=== Requirement ===
Copy word for word the lines from the start of the records through the line that contains "mesh | 7 × 7 × 7 |", both included.

=== Provided records ===
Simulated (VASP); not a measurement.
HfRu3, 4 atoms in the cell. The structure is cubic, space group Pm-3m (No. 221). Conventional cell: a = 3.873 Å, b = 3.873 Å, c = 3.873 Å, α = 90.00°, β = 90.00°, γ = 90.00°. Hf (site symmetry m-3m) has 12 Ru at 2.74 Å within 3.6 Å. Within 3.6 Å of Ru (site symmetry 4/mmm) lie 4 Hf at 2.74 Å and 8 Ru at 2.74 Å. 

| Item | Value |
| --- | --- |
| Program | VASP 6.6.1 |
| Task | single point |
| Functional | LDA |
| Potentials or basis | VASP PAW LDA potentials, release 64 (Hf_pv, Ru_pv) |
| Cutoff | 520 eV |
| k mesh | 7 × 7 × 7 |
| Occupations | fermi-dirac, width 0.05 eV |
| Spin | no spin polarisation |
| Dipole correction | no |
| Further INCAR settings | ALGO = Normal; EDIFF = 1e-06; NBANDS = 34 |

=== Task output ===
Simulated (VASP); not a measurement.
HfRu3, 4 atoms in the cell. The structure is cubic, space group Pm-3m (No. 221). Conventional cell: a = 3.873 Å, b = 3.873 Å, c = 3.873 Å, α = 90.00°, β = 90.00°, γ = 90.00°. Hf (site symmetry m-3m) has 12 Ru at 2.74 Å within 3.6 Å. Within 3.6 Å of Ru (site symmetry 4/mmm) lie 4 Hf at 2.74 Å and 8 Ru at 2.74 Å. 

| Item | Value |
| --- | --- |
| Program | VASP 6.6.1 |
| Task | single point |
| Functional | LDA |
| Potentials or basis | VASP PAW LDA potentials, release 64 (Hf_pv, Ru_pv) |
| Cutoff | 520 eV |
| k mesh | 7 × 7 × 7 |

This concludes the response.